__________

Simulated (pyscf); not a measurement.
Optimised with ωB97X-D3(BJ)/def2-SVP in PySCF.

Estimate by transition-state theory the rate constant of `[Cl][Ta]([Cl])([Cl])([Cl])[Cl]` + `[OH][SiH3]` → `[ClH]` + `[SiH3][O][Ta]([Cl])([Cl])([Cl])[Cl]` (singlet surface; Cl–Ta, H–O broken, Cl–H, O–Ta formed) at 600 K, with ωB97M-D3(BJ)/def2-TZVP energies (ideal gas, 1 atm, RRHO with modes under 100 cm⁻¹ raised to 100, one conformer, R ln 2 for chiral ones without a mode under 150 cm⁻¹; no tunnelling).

__________

_WORK ORDER:_
Return the material in its entirety, word for word.

_WORKED SOLUTION:_
Simulated (pyscf); not a measurement.
Optimised with ωB97X-D3(BJ)/def2-SVP in PySCF.

Estimate by transition-state theory the rate constant of `[Cl][Ta]([Cl])([Cl])([Cl])[Cl]` + `[OH][SiH3]` → `[ClH]` + `[SiH3][O][Ta]([Cl])([Cl])([Cl])[Cl]` (singlet surface; Cl–Ta, H–O broken, Cl–H, O–Ta formed) at 600 K, with ωB97M-D3(BJ)/def2-TZVP energies (ideal gas, 1 atm, RRHO with modes under 100 cm⁻¹ raised to 100, one conformer, R ln 2 for chiral ones without a mode under 150 cm⁻¹; no tunnelling).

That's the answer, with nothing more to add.